→ Action item: Copy the entries exactly, through the "The bare slab" line.

..............................

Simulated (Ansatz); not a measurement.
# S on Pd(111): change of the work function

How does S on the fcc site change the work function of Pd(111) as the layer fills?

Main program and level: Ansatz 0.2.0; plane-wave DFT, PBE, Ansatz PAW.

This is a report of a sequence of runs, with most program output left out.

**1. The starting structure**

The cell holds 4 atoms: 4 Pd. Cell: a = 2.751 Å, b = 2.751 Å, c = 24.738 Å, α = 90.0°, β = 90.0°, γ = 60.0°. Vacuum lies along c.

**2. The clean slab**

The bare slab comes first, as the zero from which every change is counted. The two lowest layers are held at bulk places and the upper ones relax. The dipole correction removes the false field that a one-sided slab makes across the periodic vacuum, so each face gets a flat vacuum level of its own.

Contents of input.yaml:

..............................

→ Written reply:
Simulated (Ansatz); not a measurement.
# S on Pd(111): change of the work function

How does S on the fcc site change the work function of Pd(111) as the layer fills?

Main program and level: Ansatz 0.2.0; plane-wave DFT, PBE, Ansatz PAW.

This is a report of a sequence of runs, with most program output left out.

**1. The starting structure**

The cell holds 4 atoms: 4 Pd. Cell: a = 2.751 Å, b = 2.751 Å, c = 24.738 Å, α = 90.0°, β = 90.0°, γ = 60.0°. Vacuum lies along c.

**2. The clean slab**

The bare slab comes first, as the zero from which every change is counted. The two lowest layers are held at bulk places and the upper ones relax. The dipole correction removes the false field that a one-sided slab makes across the periodic vacuum, so each face gets a flat vacuum level of its own.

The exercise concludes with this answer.